▶

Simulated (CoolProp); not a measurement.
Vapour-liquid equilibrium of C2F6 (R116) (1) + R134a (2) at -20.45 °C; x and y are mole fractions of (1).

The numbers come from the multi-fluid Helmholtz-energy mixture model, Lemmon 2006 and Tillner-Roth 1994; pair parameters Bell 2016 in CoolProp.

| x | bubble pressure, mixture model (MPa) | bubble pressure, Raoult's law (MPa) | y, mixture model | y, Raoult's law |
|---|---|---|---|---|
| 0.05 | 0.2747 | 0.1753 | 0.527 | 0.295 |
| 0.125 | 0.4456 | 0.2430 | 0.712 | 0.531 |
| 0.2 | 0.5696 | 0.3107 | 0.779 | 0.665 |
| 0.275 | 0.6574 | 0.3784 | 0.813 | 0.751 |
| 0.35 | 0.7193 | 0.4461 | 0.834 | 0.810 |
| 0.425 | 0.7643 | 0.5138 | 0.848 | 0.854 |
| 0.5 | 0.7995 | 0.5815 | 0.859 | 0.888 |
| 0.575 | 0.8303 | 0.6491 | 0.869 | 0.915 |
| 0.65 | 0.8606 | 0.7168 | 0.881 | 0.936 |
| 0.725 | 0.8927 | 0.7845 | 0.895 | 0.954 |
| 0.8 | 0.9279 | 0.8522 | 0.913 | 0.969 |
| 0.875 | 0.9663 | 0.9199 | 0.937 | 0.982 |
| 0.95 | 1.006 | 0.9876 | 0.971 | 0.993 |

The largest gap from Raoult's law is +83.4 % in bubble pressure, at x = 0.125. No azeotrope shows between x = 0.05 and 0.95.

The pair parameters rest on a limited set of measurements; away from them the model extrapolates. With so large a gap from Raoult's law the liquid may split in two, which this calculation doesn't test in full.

◀

*ASSIGNED TASK*: From the opening line of the data above through the line holding "The largest gap", give every line again exactly as it stands.

*EXERCISE ANSWER*:
Simulated (CoolProp); not a measurement.
Vapour-liquid equilibrium of C2F6 (R116) (1) + R134a (2) at -20.45 °C; x and y are mole fractions of (1).

The numbers come from the multi-fluid Helmholtz-energy mixture model, Lemmon 2006 and Tillner-Roth 1994; pair parameters Bell 2016 in CoolProp.

| x | bubble pressure, mixture model (MPa) | bubble pressure, Raoult's law (MPa) | y, mixture model | y, Raoult's law |
|---|---|---|---|---|
| 0.05 | 0.2747 | 0.1753 | 0.527 | 0.295 |
| 0.125 | 0.4456 | 0.2430 | 0.712 | 0.531 |
| 0.2 | 0.5696 | 0.3107 | 0.779 | 0.665 |
| 0.275 | 0.6574 | 0.3784 | 0.813 | 0.751 |
| 0.35 | 0.7193 | 0.4461 | 0.834 | 0.810 |
| 0.425 | 0.7643 | 0.5138 | 0.848 | 0.854 |
| 0.5 | 0.7995 | 0.5815 | 0.859 | 0.888 |
| 0.575 | 0.8303 | 0.6491 | 0.869 | 0.915 |
| 0.65 | 0.8606 | 0.7168 | 0.881 | 0.936 |
| 0.725 | 0.8927 | 0.7845 | 0.895 | 0.954 |
| 0.8 | 0.9279 | 0.8522 | 0.913 | 0.969 |
| 0.875 | 0.9663 | 0.9199 | 0.937 | 0.982 |
| 0.95 | 1.006 | 0.9876 | 0.971 | 0.993 |

The largest gap from Raoult's law is +83.4 % in bubble pressure, at x = 0.125. No azeotrope shows between x = 0.05 and 0.95.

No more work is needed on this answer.